Exercise:
Every record below is to be reproduced exactly.

*-*-*
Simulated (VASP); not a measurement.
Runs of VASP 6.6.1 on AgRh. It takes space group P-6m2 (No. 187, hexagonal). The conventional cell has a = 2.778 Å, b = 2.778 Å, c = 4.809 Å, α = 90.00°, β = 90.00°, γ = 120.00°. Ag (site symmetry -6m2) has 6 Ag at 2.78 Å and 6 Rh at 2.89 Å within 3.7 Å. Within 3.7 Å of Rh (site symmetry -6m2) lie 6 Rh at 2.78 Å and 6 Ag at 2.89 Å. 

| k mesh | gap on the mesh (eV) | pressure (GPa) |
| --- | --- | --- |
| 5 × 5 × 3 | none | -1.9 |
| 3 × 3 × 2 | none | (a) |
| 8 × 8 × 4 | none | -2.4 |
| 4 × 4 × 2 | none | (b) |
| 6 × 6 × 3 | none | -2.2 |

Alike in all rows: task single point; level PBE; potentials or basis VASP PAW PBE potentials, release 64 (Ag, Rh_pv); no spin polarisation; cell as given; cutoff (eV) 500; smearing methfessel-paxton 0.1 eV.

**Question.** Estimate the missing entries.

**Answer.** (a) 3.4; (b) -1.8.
*-*-*

Task solution:
Simulated (VASP); not a measurement.
Runs of VASP 6.6.1 on AgRh. It takes space group P-6m2 (No. 187, hexagonal). The conventional cell has a = 2.778 Å, b = 2.778 Å, c = 4.809 Å, α = 90.00°, β = 90.00°, γ = 120.00°. Ag (site symmetry -6m2) has 6 Ag at 2.78 Å and 6 Rh at 2.89 Å within 3.7 Å. Within 3.7 Å of Rh (site symmetry -6m2) lie 6 Rh at 2.78 Å and 6 Ag at 2.89 Å. 

| k mesh | gap on the mesh (eV) | pressure (GPa) |
| --- | --- | --- |
| 5 × 5 × 3 | none | -1.9 |
| 3 × 3 × 2 | none | (a) |
| 8 × 8 × 4 | none | -2.4 |
| 4 × 4 × 2 | none | (b) |
| 6 × 6 × 3 | none | -2.2 |

Alike in all rows: task single point; level PBE; potentials or basis VASP PAW PBE potentials, release 64 (Ag, Rh_pv); no spin polarisation; cell as given; cutoff (eV) 500; smearing methfessel-paxton 0.1 eV.

**Question.** Estimate the missing entries.

**Answer.** (a) 3.4; (b) -1.8.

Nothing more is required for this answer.